**Work request:**
Please write the data out once more, exactly as it is given.

**Stored data:**
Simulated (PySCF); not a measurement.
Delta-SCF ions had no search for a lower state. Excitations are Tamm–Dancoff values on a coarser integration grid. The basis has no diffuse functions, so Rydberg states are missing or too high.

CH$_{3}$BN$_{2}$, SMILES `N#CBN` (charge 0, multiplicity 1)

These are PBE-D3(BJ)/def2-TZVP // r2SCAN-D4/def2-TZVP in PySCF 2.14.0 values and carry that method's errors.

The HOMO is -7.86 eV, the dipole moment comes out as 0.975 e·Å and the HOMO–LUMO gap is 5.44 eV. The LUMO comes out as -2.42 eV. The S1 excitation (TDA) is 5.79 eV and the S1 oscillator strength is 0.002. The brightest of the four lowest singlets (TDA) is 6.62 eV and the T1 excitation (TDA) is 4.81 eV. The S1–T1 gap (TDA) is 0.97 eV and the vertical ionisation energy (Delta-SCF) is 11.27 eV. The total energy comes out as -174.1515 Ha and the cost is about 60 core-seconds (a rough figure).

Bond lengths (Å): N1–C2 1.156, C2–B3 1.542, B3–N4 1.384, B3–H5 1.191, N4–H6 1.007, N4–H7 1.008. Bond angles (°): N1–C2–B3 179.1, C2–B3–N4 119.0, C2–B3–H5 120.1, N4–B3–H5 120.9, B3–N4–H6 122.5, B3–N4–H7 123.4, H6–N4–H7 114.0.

**Response box:**
Simulated (PySCF); not a measurement.
Delta-SCF ions had no search for a lower state. Excitations are Tamm–Dancoff values on a coarser integration grid. The basis has no diffuse functions, so Rydberg states are missing or too high.

CH$_{3}$BN$_{2}$, SMILES `N#CBN` (charge 0, multiplicity 1)

These are PBE-D3(BJ)/def2-TZVP // r2SCAN-D4/def2-TZVP in PySCF 2.14.0 values and carry that method's errors.

The HOMO is -7.86 eV, the dipole moment comes out as 0.975 e·Å and the HOMO–LUMO gap is 5.44 eV. The LUMO comes out as -2.42 eV. The S1 excitation (TDA) is 5.79 eV and the S1 oscillator strength is 0.002. The brightest of the four lowest singlets (TDA) is 6.62 eV and the T1 excitation (TDA) is 4.81 eV. The S1–T1 gap (TDA) is 0.97 eV and the vertical ionisation energy (Delta-SCF) is 11.27 eV. The total energy comes out as -174.1515 Ha and the cost is about 60 core-seconds (a rough figure).

Bond lengths (Å): N1–C2 1.156, C2–B3 1.542, B3–N4 1.384, B3–H5 1.191, N4–H6 1.007, N4–H7 1.008. Bond angles (°): N1–C2–B3 179.1, C2–B3–N4 119.0, C2–B3–H5 120.1, N4–B3–H5 120.9, B3–N4–H6 122.5, B3–N4–H7 123.4, H6–N4–H7 114.0.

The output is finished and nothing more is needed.